> _WORK ITEM_:
Once you reach the line containing "- Built-in potential: ni" in the entries below, write out that line and each one after it down to the line containing "- Capacitance at", exactly and with nothing added.

> _DATASET RECORDS_:
• • • • •

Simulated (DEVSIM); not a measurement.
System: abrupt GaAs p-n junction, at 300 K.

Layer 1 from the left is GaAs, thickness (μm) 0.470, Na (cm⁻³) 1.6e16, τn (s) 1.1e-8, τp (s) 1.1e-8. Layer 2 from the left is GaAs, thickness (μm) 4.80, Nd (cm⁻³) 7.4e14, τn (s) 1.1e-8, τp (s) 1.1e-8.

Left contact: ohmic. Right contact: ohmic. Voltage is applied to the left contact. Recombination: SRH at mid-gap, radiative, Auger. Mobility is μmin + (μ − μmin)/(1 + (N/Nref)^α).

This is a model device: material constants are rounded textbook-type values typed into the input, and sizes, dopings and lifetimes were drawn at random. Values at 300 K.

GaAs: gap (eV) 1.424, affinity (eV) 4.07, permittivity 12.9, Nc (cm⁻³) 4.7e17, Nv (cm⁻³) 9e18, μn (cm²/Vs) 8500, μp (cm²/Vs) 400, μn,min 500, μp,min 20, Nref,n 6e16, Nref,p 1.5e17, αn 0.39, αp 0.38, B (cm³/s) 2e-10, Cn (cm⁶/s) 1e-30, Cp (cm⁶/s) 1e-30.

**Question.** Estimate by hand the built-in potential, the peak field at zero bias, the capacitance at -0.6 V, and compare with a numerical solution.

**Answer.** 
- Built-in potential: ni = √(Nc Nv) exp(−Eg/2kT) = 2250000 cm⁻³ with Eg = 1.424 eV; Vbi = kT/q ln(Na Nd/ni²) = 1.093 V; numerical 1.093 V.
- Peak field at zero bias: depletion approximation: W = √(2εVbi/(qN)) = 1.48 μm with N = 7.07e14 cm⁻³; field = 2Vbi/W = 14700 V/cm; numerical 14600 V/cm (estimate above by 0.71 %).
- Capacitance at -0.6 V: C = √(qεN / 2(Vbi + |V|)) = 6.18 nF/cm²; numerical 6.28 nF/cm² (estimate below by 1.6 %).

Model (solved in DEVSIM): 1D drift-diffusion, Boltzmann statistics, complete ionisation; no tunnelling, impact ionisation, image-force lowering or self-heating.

• • • • •

> _SOLUTION_:
- Built-in potential: ni = √(Nc Nv) exp(−Eg/2kT) = 2250000 cm⁻³ with Eg = 1.424 eV; Vbi = kT/q ln(Na Nd/ni²) = 1.093 V; numerical 1.093 V.
- Peak field at zero bias: depletion approximation: W = √(2εVbi/(qN)) = 1.48 μm with N = 7.07e14 cm⁻³; field = 2Vbi/W = 14700 V/cm; numerical 14600 V/cm (estimate above by 0.71 %).
- Capacitance at -0.6 V: C = √(qεN / 2(Vbi + |V|)) = 6.18 nF/cm²; numerical 6.28 nF/cm² (estimate below by 1.6 %).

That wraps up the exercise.